__EXERCISE__. The data that follows is to be given again, exactly as written.

__STORED DATA__.
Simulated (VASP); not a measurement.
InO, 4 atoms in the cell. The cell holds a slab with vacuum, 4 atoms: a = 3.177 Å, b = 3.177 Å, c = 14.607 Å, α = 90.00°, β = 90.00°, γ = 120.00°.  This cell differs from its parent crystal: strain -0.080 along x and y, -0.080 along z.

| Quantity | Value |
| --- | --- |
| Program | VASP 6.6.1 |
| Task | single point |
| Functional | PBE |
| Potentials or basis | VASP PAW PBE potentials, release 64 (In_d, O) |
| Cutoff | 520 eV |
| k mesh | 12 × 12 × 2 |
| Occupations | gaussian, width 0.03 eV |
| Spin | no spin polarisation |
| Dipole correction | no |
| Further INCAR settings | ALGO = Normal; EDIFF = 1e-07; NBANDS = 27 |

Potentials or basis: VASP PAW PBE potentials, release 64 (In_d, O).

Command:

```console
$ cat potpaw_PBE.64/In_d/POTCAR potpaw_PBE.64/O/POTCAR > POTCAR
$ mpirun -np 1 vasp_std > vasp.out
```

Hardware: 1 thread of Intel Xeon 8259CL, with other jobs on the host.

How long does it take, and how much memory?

__TASK SOLUTION__.
Simulated (VASP); not a measurement.
InO, 4 atoms in the cell. The cell holds a slab with vacuum, 4 atoms: a = 3.177 Å, b = 3.177 Å, c = 14.607 Å, α = 90.00°, β = 90.00°, γ = 120.00°.  This cell differs from its parent crystal: strain -0.080 along x and y, -0.080 along z.

| Quantity | Value |
| --- | --- |
| Program | VASP 6.6.1 |
| Task | single point |
| Functional | PBE |
| Potentials or basis | VASP PAW PBE potentials, release 64 (In_d, O) |
| Cutoff | 520 eV |
| k mesh | 12 × 12 × 2 |
| Occupations | gaussian, width 0.03 eV |
| Spin | no spin polarisation |
| Dipole correction | no |
| Further INCAR settings | ALGO = Normal; EDIFF = 1e-07; NBANDS = 27 |

Potentials or basis: VASP PAW PBE potentials, release 64 (In_d, O).

Command:

```console
$ cat potpaw_PBE.64/In_d/POTCAR potpaw_PBE.64/O/POTCAR > POTCAR
$ mpirun -np 1 vasp_std > vasp.out
```

Hardware: 1 thread of Intel Xeon 8259CL, with other jobs on the host.

How long does it take, and how much memory?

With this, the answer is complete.